### Brief
Your answer must be the lines of the entries below, exactly as written, from the first line through the line containing "Si(l) | 20.2 |".

_ _ _
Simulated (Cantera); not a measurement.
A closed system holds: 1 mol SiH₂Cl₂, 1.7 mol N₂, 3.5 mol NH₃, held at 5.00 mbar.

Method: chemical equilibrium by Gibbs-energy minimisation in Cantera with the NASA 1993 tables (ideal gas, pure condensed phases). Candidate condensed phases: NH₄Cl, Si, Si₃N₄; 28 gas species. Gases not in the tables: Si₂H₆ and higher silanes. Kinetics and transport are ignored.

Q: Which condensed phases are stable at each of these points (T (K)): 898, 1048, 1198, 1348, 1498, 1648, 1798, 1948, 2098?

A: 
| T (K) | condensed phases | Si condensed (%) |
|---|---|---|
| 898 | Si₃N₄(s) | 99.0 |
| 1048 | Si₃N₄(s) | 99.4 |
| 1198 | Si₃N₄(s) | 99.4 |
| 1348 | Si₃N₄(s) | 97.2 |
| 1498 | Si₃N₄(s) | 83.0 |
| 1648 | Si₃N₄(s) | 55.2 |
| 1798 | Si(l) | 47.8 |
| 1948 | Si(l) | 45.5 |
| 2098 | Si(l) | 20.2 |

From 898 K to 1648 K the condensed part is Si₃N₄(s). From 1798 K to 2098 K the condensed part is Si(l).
_ _ _

### Exercise result
Simulated (Cantera); not a measurement.
A closed system holds: 1 mol SiH₂Cl₂, 1.7 mol N₂, 3.5 mol NH₃, held at 5.00 mbar.

Method: chemical equilibrium by Gibbs-energy minimisation in Cantera with the NASA 1993 tables (ideal gas, pure condensed phases). Candidate condensed phases: NH₄Cl, Si, Si₃N₄; 28 gas species. Gases not in the tables: Si₂H₆ and higher silanes. Kinetics and transport are ignored.

Q: Which condensed phases are stable at each of these points (T (K)): 898, 1048, 1198, 1348, 1498, 1648, 1798, 1948, 2098?

A: 
| T (K) | condensed phases | Si condensed (%) |
|---|---|---|
| 898 | Si₃N₄(s) | 99.0 |
| 1048 | Si₃N₄(s) | 99.4 |
| 1198 | Si₃N₄(s) | 99.4 |
| 1348 | Si₃N₄(s) | 97.2 |
| 1498 | Si₃N₄(s) | 83.0 |
| 1648 | Si₃N₄(s) | 55.2 |
| 1798 | Si(l) | 47.8 |
| 1948 | Si(l) | 45.5 |
| 2098 | Si(l) | 20.2 |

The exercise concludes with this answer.